- _Material shown_:
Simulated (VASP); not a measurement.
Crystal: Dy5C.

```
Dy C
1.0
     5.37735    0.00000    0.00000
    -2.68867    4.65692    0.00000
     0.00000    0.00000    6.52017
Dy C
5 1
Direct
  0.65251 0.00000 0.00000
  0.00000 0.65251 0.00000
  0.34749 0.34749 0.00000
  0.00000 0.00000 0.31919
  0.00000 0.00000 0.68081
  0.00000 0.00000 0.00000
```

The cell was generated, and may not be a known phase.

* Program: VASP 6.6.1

- _Work instruction_: Each line of the data should be given back exactly.

- _Expected answer_:
Simulated (VASP); not a measurement.
Crystal: Dy5C.

```
Dy C
1.0
     5.37735    0.00000    0.00000
    -2.68867    4.65692    0.00000
     0.00000    0.00000    6.52017
Dy C
5 1
Direct
  0.65251 0.00000 0.00000
  0.00000 0.65251 0.00000
  0.34749 0.34749 0.00000
  0.00000 0.00000 0.31919
  0.00000 0.00000 0.68081
  0.00000 0.00000 0.00000
```

The cell was generated, and may not be a known phase.

* Program: VASP 6.6.1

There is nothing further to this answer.